### Work instruction
Word for word, transcribe the data below from the line with "Aim: bring amorphous" to the line with "### Step 4. Cell and atoms relaxed", keeping both of those lines.

___ Source information

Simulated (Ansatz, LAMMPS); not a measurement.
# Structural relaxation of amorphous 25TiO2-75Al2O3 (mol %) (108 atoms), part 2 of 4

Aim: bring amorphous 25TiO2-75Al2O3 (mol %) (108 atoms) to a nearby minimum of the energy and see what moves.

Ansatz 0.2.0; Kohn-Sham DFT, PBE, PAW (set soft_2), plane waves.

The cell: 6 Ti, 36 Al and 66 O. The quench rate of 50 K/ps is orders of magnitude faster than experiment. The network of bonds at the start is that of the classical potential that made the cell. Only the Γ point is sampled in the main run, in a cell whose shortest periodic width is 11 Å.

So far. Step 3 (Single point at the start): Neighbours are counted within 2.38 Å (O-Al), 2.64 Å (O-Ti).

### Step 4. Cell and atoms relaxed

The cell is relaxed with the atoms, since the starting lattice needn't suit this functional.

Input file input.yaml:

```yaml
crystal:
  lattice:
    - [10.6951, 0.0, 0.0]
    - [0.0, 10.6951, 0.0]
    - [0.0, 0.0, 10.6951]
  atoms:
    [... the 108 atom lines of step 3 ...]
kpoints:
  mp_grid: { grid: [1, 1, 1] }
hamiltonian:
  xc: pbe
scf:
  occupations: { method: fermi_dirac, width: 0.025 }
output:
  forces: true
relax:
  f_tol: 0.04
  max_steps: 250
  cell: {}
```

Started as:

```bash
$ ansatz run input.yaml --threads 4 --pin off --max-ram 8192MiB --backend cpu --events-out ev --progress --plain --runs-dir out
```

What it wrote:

______

### Task response
Aim: bring amorphous 25TiO2-75Al2O3 (mol %) (108 atoms) to a nearby minimum of the energy and see what moves.

Ansatz 0.2.0; Kohn-Sham DFT, PBE, PAW (set soft_2), plane waves.

The cell: 6 Ti, 36 Al and 66 O. The quench rate of 50 K/ps is orders of magnitude faster than experiment. The network of bonds at the start is that of the classical potential that made the cell. Only the Γ point is sampled in the main run, in a cell whose shortest periodic width is 11 Å.

So far. Step 3 (Single point at the start): Neighbours are counted within 2.38 Å (O-Al), 2.64 Å (O-Ti).

### Step 4. Cell and atoms relaxed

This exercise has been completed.